Required action.
What is needed is a word-for-word copy of the records below.

Listed entries.
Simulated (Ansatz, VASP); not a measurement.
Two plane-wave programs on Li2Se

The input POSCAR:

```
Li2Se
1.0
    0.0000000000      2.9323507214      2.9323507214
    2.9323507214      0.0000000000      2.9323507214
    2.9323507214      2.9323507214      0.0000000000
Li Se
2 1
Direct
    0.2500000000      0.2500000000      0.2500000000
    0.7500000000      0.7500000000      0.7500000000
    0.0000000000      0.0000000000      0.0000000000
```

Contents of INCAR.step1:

Task output.
Simulated (Ansatz, VASP); not a measurement.
Two plane-wave programs on Li2Se

The input POSCAR:

```
Li2Se
1.0
    0.0000000000      2.9323507214      2.9323507214
    2.9323507214      0.0000000000      2.9323507214
    2.9323507214      2.9323507214      0.0000000000
Li Se
2 1
Direct
    0.2500000000      0.2500000000      0.2500000000
    0.7500000000      0.7500000000      0.7500000000
    0.0000000000      0.0000000000      0.0000000000
```

Contents of INCAR.step1:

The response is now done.